(Extracted records Opens)

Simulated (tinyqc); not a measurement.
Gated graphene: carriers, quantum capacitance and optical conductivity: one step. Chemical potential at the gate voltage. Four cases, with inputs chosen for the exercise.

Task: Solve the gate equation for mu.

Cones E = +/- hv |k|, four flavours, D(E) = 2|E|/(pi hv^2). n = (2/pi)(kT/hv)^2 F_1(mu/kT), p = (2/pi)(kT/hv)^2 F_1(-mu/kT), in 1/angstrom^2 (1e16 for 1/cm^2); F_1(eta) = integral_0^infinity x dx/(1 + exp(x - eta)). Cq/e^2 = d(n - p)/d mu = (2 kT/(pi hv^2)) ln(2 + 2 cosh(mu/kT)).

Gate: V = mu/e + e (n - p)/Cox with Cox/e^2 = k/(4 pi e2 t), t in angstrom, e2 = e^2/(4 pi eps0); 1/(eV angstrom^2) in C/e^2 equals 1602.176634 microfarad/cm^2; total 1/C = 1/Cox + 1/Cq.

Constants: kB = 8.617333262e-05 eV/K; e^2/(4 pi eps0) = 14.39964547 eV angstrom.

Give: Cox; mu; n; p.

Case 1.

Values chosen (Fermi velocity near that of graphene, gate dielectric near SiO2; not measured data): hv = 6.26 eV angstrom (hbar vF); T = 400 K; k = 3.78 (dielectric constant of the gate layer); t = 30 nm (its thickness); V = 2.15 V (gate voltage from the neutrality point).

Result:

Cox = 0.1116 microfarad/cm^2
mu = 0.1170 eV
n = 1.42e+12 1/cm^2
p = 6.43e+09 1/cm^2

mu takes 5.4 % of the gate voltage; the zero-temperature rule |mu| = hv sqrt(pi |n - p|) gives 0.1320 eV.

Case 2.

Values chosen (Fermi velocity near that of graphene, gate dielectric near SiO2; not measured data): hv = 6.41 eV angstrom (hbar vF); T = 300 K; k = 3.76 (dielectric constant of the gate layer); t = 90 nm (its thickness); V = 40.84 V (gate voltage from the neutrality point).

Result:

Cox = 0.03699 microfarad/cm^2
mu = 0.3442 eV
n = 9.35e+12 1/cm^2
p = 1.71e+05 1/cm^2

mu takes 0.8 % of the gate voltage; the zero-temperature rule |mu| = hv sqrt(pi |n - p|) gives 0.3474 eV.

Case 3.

(Extracted records Closes)

Work task:
All that is wanted is the run of lines from the start of the data through the line containing "n = 9.35e+12 1/cm^2", copied word for word.

Reply:
Simulated (tinyqc); not a measurement.
Gated graphene: carriers, quantum capacitance and optical conductivity: one step. Chemical potential at the gate voltage. Four cases, with inputs chosen for the exercise.

Task: Solve the gate equation for mu.

Cones E = +/- hv |k|, four flavours, D(E) = 2|E|/(pi hv^2). n = (2/pi)(kT/hv)^2 F_1(mu/kT), p = (2/pi)(kT/hv)^2 F_1(-mu/kT), in 1/angstrom^2 (1e16 for 1/cm^2); F_1(eta) = integral_0^infinity x dx/(1 + exp(x - eta)). Cq/e^2 = d(n - p)/d mu = (2 kT/(pi hv^2)) ln(2 + 2 cosh(mu/kT)).

Gate: V = mu/e + e (n - p)/Cox with Cox/e^2 = k/(4 pi e2 t), t in angstrom, e2 = e^2/(4 pi eps0); 1/(eV angstrom^2) in C/e^2 equals 1602.176634 microfarad/cm^2; total 1/C = 1/Cox + 1/Cq.

Constants: kB = 8.617333262e-05 eV/K; e^2/(4 pi eps0) = 14.39964547 eV angstrom.

Give: Cox; mu; n; p.

Case 1.

Values chosen (Fermi velocity near that of graphene, gate dielectric near SiO2; not measured data): hv = 6.26 eV angstrom (hbar vF); T = 400 K; k = 3.78 (dielectric constant of the gate layer); t = 30 nm (its thickness); V = 2.15 V (gate voltage from the neutrality point).

Result:

Cox = 0.1116 microfarad/cm^2
mu = 0.1170 eV
n = 1.42e+12 1/cm^2
p = 6.43e+09 1/cm^2

mu takes 5.4 % of the gate voltage; the zero-temperature rule |mu| = hv sqrt(pi |n - p|) gives 0.1320 eV.

Case 2.

Values chosen (Fermi velocity near that of graphene, gate dielectric near SiO2; not measured data): hv = 6.41 eV angstrom (hbar vF); T = 300 K; k = 3.76 (dielectric constant of the gate layer); t = 90 nm (its thickness); V = 40.84 V (gate voltage from the neutrality point).

Result:

Cox = 0.03699 microfarad/cm^2
mu = 0.3442 eV
n = 9.35e+12 1/cm^2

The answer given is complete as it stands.